-- GIVEN INFORMATION follows --

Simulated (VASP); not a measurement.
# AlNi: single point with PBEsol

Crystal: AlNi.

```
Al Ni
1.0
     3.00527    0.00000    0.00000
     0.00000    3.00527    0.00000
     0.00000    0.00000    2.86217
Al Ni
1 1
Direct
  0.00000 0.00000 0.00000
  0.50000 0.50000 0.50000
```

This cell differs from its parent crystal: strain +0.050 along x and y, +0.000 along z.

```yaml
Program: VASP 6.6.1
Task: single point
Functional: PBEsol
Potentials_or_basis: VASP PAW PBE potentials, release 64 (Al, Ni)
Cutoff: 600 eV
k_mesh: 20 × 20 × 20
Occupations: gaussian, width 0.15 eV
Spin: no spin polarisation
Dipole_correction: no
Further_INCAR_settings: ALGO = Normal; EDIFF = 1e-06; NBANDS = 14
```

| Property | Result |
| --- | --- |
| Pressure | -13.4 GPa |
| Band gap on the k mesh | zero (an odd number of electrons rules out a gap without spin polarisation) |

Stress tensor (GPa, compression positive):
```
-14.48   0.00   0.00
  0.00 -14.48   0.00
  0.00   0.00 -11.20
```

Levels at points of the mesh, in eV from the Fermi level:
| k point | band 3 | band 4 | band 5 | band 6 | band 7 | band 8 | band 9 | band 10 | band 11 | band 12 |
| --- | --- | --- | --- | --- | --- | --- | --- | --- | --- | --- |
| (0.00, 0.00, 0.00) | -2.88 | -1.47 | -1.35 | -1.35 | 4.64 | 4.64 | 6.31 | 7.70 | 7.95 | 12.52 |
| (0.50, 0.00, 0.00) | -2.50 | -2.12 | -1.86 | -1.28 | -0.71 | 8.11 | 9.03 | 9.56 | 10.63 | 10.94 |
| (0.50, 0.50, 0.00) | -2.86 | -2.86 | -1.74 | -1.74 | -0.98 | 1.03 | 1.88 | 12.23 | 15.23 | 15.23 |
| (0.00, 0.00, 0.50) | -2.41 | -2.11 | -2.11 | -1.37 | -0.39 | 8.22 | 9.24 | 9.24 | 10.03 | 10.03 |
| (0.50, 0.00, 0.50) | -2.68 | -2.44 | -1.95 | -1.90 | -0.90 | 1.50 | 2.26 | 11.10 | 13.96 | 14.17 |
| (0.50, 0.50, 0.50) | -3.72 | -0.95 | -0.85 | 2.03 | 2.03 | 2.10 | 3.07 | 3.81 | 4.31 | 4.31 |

-- GIVEN INFORMATION concluded --

BRIEF
All that is needed is the opening run of the data, given again exactly: please include every line from the first through the line with "13.96 | 14.17 |", both ends kept.

EXPECTED ANSWER
Simulated (VASP); not a measurement.
# AlNi: single point with PBEsol

Crystal: AlNi.

```
Al Ni
1.0
     3.00527    0.00000    0.00000
     0.00000    3.00527    0.00000
     0.00000    0.00000    2.86217
Al Ni
1 1
Direct
  0.00000 0.00000 0.00000
  0.50000 0.50000 0.50000
```

This cell differs from its parent crystal: strain +0.050 along x and y, +0.000 along z.

```yaml
Program: VASP 6.6.1
Task: single point
Functional: PBEsol
Potentials_or_basis: VASP PAW PBE potentials, release 64 (Al, Ni)
Cutoff: 600 eV
k_mesh: 20 × 20 × 20
Occupations: gaussian, width 0.15 eV
Spin: no spin polarisation
Dipole_correction: no
Further_INCAR_settings: ALGO = Normal; EDIFF = 1e-06; NBANDS = 14
```

| Property | Result |
| --- | --- |
| Pressure | -13.4 GPa |
| Band gap on the k mesh | zero (an odd number of electrons rules out a gap without spin polarisation) |

Stress tensor (GPa, compression positive):
```
-14.48   0.00   0.00
  0.00 -14.48   0.00
  0.00   0.00 -11.20
```

Levels at points of the mesh, in eV from the Fermi level:
| k point | band 3 | band 4 | band 5 | band 6 | band 7 | band 8 | band 9 | band 10 | band 11 | band 12 |
| --- | --- | --- | --- | --- | --- | --- | --- | --- | --- | --- |
| (0.00, 0.00, 0.00) | -2.88 | -1.47 | -1.35 | -1.35 | 4.64 | 4.64 | 6.31 | 7.70 | 7.95 | 12.52 |
| (0.50, 0.00, 0.00) | -2.50 | -2.12 | -1.86 | -1.28 | -0.71 | 8.11 | 9.03 | 9.56 | 10.63 | 10.94 |
| (0.50, 0.50, 0.00) | -2.86 | -2.86 | -1.74 | -1.74 | -0.98 | 1.03 | 1.88 | 12.23 | 15.23 | 15.23 |
| (0.00, 0.00, 0.50) | -2.41 | -2.11 | -2.11 | -1.37 | -0.39 | 8.22 | 9.24 | 9.24 | 10.03 | 10.03 |
| (0.50, 0.00, 0.50) | -2.68 | -2.44 | -1.95 | -1.90 | -0.90 | 1.50 | 2.26 | 11.10 | 13.96 | 14.17 |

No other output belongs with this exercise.